• Given information:
════════
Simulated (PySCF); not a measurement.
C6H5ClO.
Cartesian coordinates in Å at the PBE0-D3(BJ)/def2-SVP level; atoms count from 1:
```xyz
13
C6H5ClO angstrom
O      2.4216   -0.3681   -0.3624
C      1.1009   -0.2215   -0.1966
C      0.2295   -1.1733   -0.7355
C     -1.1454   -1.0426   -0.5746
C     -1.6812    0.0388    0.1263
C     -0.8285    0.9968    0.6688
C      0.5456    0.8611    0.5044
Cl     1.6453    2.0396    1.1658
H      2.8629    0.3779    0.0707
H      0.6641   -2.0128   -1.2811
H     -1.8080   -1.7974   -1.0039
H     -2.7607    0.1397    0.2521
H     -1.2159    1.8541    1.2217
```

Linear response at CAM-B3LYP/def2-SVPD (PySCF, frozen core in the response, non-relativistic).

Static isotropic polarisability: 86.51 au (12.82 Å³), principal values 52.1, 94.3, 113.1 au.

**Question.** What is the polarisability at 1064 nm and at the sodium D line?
════════

Please copy exactly the lines from the first line of the records above through the line containing "Static isotropic polarisability: 86.51", including both, and nothing more.

Simulated (PySCF); not a measurement.
C6H5ClO.
Cartesian coordinates in Å at the PBE0-D3(BJ)/def2-SVP level; atoms count from 1:
```xyz
13
C6H5ClO angstrom
O      2.4216   -0.3681   -0.3624
C      1.1009   -0.2215   -0.1966
C      0.2295   -1.1733   -0.7355
C     -1.1454   -1.0426   -0.5746
C     -1.6812    0.0388    0.1263
C     -0.8285    0.9968    0.6688
C      0.5456    0.8611    0.5044
Cl     1.6453    2.0396    1.1658
H      2.8629    0.3779    0.0707
H      0.6641   -2.0128   -1.2811
H     -1.8080   -1.7974   -1.0039
H     -2.7607    0.1397    0.2521
H     -1.2159    1.8541    1.2217
```

Linear response at CAM-B3LYP/def2-SVPD (PySCF, frozen core in the response, non-relativistic).

Static isotropic polarisability: 86.51 au (12.82 Å³), principal values 52.1, 94.3, 113.1 au.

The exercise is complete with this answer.